Work order » The response is to be the full listing, set down exactly.

[Dataset]

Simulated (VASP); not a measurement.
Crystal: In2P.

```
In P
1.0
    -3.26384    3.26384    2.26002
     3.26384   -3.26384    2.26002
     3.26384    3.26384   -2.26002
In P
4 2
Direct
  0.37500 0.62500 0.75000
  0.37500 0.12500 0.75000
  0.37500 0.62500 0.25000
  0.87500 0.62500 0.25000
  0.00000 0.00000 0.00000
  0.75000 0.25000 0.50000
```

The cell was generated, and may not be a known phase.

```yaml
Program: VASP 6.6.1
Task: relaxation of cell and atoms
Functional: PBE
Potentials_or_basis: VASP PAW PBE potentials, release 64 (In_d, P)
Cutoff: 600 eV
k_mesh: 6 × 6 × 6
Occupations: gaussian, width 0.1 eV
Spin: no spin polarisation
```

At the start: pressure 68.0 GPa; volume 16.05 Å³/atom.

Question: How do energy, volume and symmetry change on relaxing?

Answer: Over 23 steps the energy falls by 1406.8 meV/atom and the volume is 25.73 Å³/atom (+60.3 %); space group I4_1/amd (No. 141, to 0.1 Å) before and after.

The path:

[/Dataset]

Problem solution »
Simulated (VASP); not a measurement.
Crystal: In2P.

```
In P
1.0
    -3.26384    3.26384    2.26002
     3.26384   -3.26384    2.26002
     3.26384    3.26384   -2.26002
In P
4 2
Direct
  0.37500 0.62500 0.75000
  0.37500 0.12500 0.75000
  0.37500 0.62500 0.25000
  0.87500 0.62500 0.25000
  0.00000 0.00000 0.00000
  0.75000 0.25000 0.50000
```

The cell was generated, and may not be a known phase.

```yaml
Program: VASP 6.6.1
Task: relaxation of cell and atoms
Functional: PBE
Potentials_or_basis: VASP PAW PBE potentials, release 64 (In_d, P)
Cutoff: 600 eV
k_mesh: 6 × 6 × 6
Occupations: gaussian, width 0.1 eV
Spin: no spin polarisation
```

At the start: pressure 68.0 GPa; volume 16.05 Å³/atom.

Question: How do energy, volume and symmetry change on relaxing?

Answer: Over 23 steps the energy falls by 1406.8 meV/atom and the volume is 25.73 Å³/atom (+60.3 %); space group I4_1/amd (No. 141, to 0.1 Å) before and after.

The path:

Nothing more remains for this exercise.